• _Required action_
Output exactly, with nothing added, the entries from the first line through the line with "Dipole correction: no".

• _Extracted material_
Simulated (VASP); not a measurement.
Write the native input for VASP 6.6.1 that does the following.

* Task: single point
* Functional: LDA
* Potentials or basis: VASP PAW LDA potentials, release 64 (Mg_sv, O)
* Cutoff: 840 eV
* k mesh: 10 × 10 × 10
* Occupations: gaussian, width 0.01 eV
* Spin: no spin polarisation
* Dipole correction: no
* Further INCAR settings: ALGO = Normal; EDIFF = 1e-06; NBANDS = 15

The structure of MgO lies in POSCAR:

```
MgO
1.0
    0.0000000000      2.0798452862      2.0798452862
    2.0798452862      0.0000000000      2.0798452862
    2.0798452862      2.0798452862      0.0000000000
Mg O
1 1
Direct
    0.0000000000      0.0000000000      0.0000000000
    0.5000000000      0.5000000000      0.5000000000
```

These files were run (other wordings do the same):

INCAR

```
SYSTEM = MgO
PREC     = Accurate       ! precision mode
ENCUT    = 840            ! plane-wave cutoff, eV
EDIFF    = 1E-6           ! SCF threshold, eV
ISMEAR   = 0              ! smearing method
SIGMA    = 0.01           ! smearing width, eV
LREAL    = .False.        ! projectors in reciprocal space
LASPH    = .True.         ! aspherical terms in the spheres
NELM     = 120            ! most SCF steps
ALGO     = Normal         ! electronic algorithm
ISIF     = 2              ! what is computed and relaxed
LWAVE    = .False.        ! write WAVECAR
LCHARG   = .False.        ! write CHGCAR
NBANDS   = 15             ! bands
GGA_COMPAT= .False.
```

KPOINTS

• _Exercise solution_
Simulated (VASP); not a measurement.
Write the native input for VASP 6.6.1 that does the following.

* Task: single point
* Functional: LDA
* Potentials or basis: VASP PAW LDA potentials, release 64 (Mg_sv, O)
* Cutoff: 840 eV
* k mesh: 10 × 10 × 10
* Occupations: gaussian, width 0.01 eV
* Spin: no spin polarisation
* Dipole correction: no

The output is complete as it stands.